• ACTION ITEM: Produce word for word the lines of the data below running from the one that has "Molecule (SMILES): O=[P] (O-P), doublet." to the one that has "Atoms: P1, O2. Bonds: P1-O2.", inclusive, and no others.

[[ LISTED RECORDS, beginning ]]

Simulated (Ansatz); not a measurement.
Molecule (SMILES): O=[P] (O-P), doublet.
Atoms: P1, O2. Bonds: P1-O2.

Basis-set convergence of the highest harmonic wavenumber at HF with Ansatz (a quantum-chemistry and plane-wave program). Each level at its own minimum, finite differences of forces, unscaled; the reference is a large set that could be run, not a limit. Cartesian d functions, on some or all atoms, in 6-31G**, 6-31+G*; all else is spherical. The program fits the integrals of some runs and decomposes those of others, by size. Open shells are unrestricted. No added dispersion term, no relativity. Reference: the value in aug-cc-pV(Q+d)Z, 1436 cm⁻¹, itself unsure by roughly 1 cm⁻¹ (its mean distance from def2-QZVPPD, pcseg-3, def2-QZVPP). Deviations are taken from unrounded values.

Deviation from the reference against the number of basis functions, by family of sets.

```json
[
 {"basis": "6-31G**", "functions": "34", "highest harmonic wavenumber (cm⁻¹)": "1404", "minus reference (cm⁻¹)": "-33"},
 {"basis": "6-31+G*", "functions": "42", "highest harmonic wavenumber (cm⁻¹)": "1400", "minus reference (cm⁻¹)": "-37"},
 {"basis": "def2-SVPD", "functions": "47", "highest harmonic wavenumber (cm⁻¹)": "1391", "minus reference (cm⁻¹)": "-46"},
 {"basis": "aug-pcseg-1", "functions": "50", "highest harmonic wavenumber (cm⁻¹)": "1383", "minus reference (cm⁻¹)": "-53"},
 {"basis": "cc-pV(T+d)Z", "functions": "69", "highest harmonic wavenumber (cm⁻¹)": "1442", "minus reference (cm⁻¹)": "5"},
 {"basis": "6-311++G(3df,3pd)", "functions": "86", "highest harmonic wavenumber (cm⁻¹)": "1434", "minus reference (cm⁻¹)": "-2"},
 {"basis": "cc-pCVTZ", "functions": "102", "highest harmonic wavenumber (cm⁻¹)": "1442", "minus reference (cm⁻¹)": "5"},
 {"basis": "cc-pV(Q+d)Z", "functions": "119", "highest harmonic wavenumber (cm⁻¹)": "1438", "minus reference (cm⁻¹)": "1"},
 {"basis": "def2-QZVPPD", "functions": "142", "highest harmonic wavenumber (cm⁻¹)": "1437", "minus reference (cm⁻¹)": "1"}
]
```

[[ LISTED RECORDS, end ]]

• RESPONSE:
Molecule (SMILES): O=[P] (O-P), doublet.
Atoms: P1, O2. Bonds: P1-O2.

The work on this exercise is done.